# [Task item]
Of the lines below, write out exactly those from the line with "In the def2" through the line with "from earlier orbitals.", both included, and skip the rest.

# [Data]
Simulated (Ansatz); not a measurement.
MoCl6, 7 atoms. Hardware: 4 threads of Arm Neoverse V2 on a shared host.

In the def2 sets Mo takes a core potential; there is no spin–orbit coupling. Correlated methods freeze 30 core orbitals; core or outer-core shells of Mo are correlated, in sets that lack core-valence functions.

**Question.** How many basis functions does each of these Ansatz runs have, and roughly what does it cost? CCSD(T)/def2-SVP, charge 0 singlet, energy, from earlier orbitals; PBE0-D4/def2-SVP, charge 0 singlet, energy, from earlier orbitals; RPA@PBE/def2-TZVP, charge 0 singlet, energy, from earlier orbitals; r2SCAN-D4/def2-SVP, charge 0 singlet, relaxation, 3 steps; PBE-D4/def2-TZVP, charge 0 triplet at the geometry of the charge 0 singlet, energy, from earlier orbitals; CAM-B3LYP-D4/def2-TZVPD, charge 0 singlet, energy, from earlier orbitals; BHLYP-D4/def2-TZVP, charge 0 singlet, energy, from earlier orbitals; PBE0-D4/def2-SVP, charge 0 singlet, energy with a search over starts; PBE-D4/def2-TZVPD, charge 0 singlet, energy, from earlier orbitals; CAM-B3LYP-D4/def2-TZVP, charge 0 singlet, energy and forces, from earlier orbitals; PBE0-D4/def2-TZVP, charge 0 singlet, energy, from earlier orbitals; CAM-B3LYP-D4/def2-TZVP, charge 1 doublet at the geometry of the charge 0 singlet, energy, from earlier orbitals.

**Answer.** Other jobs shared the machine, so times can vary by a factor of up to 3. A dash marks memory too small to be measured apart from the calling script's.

# [Worked solution]
In the def2 sets Mo takes a core potential; there is no spin–orbit coupling. Correlated methods freeze 30 core orbitals; core or outer-core shells of Mo are correlated, in sets that lack core-valence functions.

**Question.** How many basis functions does each of these Ansatz runs have, and roughly what does it cost? CCSD(T)/def2-SVP, charge 0 singlet, energy, from earlier orbitals; PBE0-D4/def2-SVP, charge 0 singlet, energy, from earlier orbitals; RPA@PBE/def2-TZVP, charge 0 singlet, energy, from earlier orbitals; r2SCAN-D4/def2-SVP, charge 0 singlet, relaxation, 3 steps; PBE-D4/def2-TZVP, charge 0 triplet at the geometry of the charge 0 singlet, energy, from earlier orbitals; CAM-B3LYP-D4/def2-TZVPD, charge 0 singlet, energy, from earlier orbitals; BHLYP-D4/def2-TZVP, charge 0 singlet, energy, from earlier orbitals; PBE0-D4/def2-SVP, charge 0 singlet, energy with a search over starts; PBE-D4/def2-TZVPD, charge 0 singlet, energy, from earlier orbitals; CAM-B3LYP-D4/def2-TZVP, charge 0 singlet, energy and forces, from earlier orbitals; PBE0-D4/def2-TZVP, charge 0 singlet, energy, from earlier orbitals; CAM-B3LYP-D4/def2-TZVP, charge 1 doublet at the geometry of the charge 0 singlet, energy, from earlier orbitals.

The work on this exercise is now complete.